Action item: Take the entries that follow and write each one out exactly.

Provided information:
__________________________________________________

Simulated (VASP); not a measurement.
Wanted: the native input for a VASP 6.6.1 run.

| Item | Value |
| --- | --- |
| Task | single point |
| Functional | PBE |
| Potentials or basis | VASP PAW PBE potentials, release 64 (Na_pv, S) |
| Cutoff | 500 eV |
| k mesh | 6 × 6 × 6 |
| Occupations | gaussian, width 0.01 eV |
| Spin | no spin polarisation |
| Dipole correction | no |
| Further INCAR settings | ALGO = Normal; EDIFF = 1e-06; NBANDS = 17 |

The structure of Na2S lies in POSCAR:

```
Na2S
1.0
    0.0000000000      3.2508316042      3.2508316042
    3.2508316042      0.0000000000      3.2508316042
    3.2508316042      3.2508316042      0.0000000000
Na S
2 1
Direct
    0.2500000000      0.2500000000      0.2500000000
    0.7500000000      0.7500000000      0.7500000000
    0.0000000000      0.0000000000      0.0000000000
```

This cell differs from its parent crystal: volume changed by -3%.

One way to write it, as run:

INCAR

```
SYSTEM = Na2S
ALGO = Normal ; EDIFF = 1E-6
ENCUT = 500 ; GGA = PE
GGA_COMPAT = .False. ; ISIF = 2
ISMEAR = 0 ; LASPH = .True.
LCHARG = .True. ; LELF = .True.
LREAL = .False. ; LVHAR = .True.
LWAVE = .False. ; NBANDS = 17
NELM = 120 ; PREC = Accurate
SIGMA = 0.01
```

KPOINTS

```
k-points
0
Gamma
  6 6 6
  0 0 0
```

__________________________________________________

Exercise solution:
Simulated (VASP); not a measurement.
Wanted: the native input for a VASP 6.6.1 run.

| Item | Value |
| --- | --- |
| Task | single point |
| Functional | PBE |
| Potentials or basis | VASP PAW PBE potentials, release 64 (Na_pv, S) |
| Cutoff | 500 eV |
| k mesh | 6 × 6 × 6 |
| Occupations | gaussian, width 0.01 eV |
| Spin | no spin polarisation |
| Dipole correction | no |
| Further INCAR settings | ALGO = Normal; EDIFF = 1e-06; NBANDS = 17 |

The structure of Na2S lies in POSCAR:

```
Na2S
1.0
    0.0000000000      3.2508316042      3.2508316042
    3.2508316042      0.0000000000      3.2508316042
    3.2508316042      3.2508316042      0.0000000000
Na S
2 1
Direct
    0.2500000000      0.2500000000      0.2500000000
    0.7500000000      0.7500000000      0.7500000000
    0.0000000000      0.0000000000      0.0000000000
```

This cell differs from its parent crystal: volume changed by -3%.

One way to write it, as run:

INCAR

```
SYSTEM = Na2S
ALGO = Normal ; EDIFF = 1E-6
ENCUT = 500 ; GGA = PE
GGA_COMPAT = .False. ; ISIF = 2
ISMEAR = 0 ; LASPH = .True.
LCHARG = .True. ; LELF = .True.
LREAL = .False. ; LVHAR = .True.
LWAVE = .False. ; NBANDS = 17
NELM = 120 ; PREC = Accurate
SIGMA = 0.01
```

KPOINTS

```
k-points
0
Gamma
  6 6 6
  0 0 0
```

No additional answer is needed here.